ASSIGNMENT:
Reproduce the data below line by line, from its first line to the line with "(1) 15.5 meV/atom.", both included, and nothing past that point.

EXCERPTED DATA:
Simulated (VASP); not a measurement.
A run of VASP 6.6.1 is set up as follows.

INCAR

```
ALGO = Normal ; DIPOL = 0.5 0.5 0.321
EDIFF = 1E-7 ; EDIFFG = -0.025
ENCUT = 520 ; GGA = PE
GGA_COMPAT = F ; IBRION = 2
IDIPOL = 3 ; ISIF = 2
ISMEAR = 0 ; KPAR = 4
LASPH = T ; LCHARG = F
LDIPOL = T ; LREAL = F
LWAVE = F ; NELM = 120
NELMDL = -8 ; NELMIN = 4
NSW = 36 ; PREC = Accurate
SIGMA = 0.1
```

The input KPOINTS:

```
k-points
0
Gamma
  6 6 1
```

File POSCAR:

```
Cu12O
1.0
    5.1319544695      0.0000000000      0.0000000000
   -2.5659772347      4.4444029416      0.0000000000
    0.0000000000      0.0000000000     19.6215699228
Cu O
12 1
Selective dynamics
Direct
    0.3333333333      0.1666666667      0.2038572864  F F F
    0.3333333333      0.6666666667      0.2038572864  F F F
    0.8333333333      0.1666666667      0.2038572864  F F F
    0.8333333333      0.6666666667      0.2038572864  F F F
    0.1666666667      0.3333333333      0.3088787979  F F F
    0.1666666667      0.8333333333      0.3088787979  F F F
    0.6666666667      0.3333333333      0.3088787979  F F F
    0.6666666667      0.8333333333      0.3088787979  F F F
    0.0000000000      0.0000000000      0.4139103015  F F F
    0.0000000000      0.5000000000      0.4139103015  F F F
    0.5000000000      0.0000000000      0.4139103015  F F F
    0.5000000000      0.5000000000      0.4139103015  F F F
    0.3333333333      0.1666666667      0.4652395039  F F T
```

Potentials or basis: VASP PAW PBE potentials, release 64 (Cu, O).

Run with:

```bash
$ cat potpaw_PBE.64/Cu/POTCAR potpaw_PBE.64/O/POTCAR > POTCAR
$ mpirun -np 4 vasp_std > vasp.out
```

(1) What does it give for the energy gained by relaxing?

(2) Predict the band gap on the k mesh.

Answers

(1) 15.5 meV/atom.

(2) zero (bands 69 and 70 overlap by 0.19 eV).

SOLUTION:
Simulated (VASP); not a measurement.
A run of VASP 6.6.1 is set up as follows.

INCAR

```
ALGO = Normal ; DIPOL = 0.5 0.5 0.321
EDIFF = 1E-7 ; EDIFFG = -0.025
ENCUT = 520 ; GGA = PE
GGA_COMPAT = F ; IBRION = 2
IDIPOL = 3 ; ISIF = 2
ISMEAR = 0 ; KPAR = 4
LASPH = T ; LCHARG = F
LDIPOL = T ; LREAL = F
LWAVE = F ; NELM = 120
NELMDL = -8 ; NELMIN = 4
NSW = 36 ; PREC = Accurate
SIGMA = 0.1
```

The input KPOINTS:

```
k-points
0
Gamma
  6 6 1
```

File POSCAR:

```
Cu12O
1.0
    5.1319544695      0.0000000000      0.0000000000
   -2.5659772347      4.4444029416      0.0000000000
    0.0000000000      0.0000000000     19.6215699228
Cu O
12 1
Selective dynamics
Direct
    0.3333333333      0.1666666667      0.2038572864  F F F
    0.3333333333      0.6666666667      0.2038572864  F F F
    0.8333333333      0.1666666667      0.2038572864  F F F
    0.8333333333      0.6666666667      0.2038572864  F F F
    0.1666666667      0.3333333333      0.3088787979  F F F
    0.1666666667      0.8333333333      0.3088787979  F F F
    0.6666666667      0.3333333333      0.3088787979  F F F
    0.6666666667      0.8333333333      0.3088787979  F F F
    0.0000000000      0.0000000000      0.4139103015  F F F
    0.0000000000      0.5000000000      0.4139103015  F F F
    0.5000000000      0.0000000000      0.4139103015  F F F
    0.5000000000      0.5000000000      0.4139103015  F F F
    0.3333333333      0.1666666667      0.4652395039  F F T
```

Potentials or basis: VASP PAW PBE potentials, release 64 (Cu, O).

Run with:

```bash
$ cat potpaw_PBE.64/Cu/POTCAR potpaw_PBE.64/O/POTCAR > POTCAR
$ mpirun -np 4 vasp_std > vasp.out
```

(1) What does it give for the energy gained by relaxing?

(2) Predict the band gap on the k mesh.

Answers

(1) 15.5 meV/atom.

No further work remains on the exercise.